TASK ITEM = Give back the lines of the records exactly, starting at the first and ending at the one with "mesh: 8 × 8 × 8".

DATASET RECORDS =
==================================================

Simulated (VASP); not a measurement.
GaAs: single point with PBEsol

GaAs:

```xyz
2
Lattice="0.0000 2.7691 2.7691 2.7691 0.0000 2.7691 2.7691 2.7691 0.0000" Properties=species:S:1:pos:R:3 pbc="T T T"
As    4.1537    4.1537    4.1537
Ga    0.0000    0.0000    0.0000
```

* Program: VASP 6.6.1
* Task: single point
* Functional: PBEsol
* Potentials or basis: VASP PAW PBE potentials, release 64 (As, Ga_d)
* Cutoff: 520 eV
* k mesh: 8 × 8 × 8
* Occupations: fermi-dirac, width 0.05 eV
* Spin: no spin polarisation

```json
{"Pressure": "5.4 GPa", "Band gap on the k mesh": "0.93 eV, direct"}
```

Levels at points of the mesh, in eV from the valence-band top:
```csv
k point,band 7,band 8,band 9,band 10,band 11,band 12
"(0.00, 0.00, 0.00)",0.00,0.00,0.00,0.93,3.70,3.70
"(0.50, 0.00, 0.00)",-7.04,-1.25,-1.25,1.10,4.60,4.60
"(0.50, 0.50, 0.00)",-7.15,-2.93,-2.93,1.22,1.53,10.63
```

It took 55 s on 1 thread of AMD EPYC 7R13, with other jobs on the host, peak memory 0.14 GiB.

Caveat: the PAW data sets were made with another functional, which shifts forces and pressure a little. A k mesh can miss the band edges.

==================================================

WORKED SOLUTION =
Simulated (VASP); not a measurement.
GaAs: single point with PBEsol

GaAs:

```xyz
2
Lattice="0.0000 2.7691 2.7691 2.7691 0.0000 2.7691 2.7691 2.7691 0.0000" Properties=species:S:1:pos:R:3 pbc="T T T"
As    4.1537    4.1537    4.1537
Ga    0.0000    0.0000    0.0000
```

* Program: VASP 6.6.1
* Task: single point
* Functional: PBEsol
* Potentials or basis: VASP PAW PBE potentials, release 64 (As, Ga_d)
* Cutoff: 520 eV
* k mesh: 8 × 8 × 8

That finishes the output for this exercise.